════════

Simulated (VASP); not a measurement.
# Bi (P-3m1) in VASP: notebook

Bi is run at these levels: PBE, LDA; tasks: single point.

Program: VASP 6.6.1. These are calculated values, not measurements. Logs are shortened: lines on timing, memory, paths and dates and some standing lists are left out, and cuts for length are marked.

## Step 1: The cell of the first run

════════

**Brief**
The reply should consist of the full listing, copied exactly.

**Solution**
Simulated (VASP); not a measurement.
# Bi (P-3m1) in VASP: notebook

Bi is run at these levels: PBE, LDA; tasks: single point.

Program: VASP 6.6.1. These are calculated values, not measurements. Logs are shortened: lines on timing, memory, paths and dates and some standing lists are left out, and cuts for length are marked.

## Step 1: The cell of the first run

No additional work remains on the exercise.